* MATERIAL SHOWN
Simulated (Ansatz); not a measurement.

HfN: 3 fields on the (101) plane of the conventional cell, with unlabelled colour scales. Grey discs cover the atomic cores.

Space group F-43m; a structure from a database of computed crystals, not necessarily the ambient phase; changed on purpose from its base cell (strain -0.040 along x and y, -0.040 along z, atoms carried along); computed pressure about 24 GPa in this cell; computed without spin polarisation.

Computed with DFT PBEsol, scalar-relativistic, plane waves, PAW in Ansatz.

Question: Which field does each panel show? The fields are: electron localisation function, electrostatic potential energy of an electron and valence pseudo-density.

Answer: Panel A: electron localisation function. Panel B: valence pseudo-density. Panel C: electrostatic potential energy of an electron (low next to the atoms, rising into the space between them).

* EXERCISE
Retype each record, matching it exactly.

* SOLUTION
Simulated (Ansatz); not a measurement.

HfN: 3 fields on the (101) plane of the conventional cell, with unlabelled colour scales. Grey discs cover the atomic cores.

Space group F-43m; a structure from a database of computed crystals, not necessarily the ambient phase; changed on purpose from its base cell (strain -0.040 along x and y, -0.040 along z, atoms carried along); computed pressure about 24 GPa in this cell; computed without spin polarisation.

Computed with DFT PBEsol, scalar-relativistic, plane waves, PAW in Ansatz.

Question: Which field does each panel show? The fields are: electron localisation function, electrostatic potential energy of an electron and valence pseudo-density.

Answer: Panel A: electron localisation function. Panel B: valence pseudo-density. Panel C: electrostatic potential energy of an electron (low next to the atoms, rising into the space between them).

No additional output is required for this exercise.